■ REQUIRED ACTION: Set down every entry below exactly as it stands.

■ MATERIAL SUPPLIED:

Content starts

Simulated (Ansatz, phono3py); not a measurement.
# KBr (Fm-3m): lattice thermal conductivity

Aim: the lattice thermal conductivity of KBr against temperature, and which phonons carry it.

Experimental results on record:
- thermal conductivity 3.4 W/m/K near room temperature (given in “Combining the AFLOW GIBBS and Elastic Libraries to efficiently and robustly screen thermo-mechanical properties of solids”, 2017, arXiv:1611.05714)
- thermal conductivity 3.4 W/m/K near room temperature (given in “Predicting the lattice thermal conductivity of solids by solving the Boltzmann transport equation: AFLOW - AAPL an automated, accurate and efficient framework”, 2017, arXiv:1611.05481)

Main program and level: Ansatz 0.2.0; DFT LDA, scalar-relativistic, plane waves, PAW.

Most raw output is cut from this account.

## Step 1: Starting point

Content ends

■ ANSWER AREA:
Simulated (Ansatz, phono3py); not a measurement.
# KBr (Fm-3m): lattice thermal conductivity

Aim: the lattice thermal conductivity of KBr against temperature, and which phonons carry it.

Experimental results on record:
- thermal conductivity 3.4 W/m/K near room temperature (given in “Combining the AFLOW GIBBS and Elastic Libraries to efficiently and robustly screen thermo-mechanical properties of solids”, 2017, arXiv:1611.05714)
- thermal conductivity 3.4 W/m/K near room temperature (given in “Predicting the lattice thermal conductivity of solids by solving the Boltzmann transport equation: AFLOW - AAPL an automated, accurate and efficient framework”, 2017, arXiv:1611.05481)

Main program and level: Ansatz 0.2.0; DFT LDA, scalar-relativistic, plane waves, PAW.

Most raw output is cut from this account.

## Step 1: Starting point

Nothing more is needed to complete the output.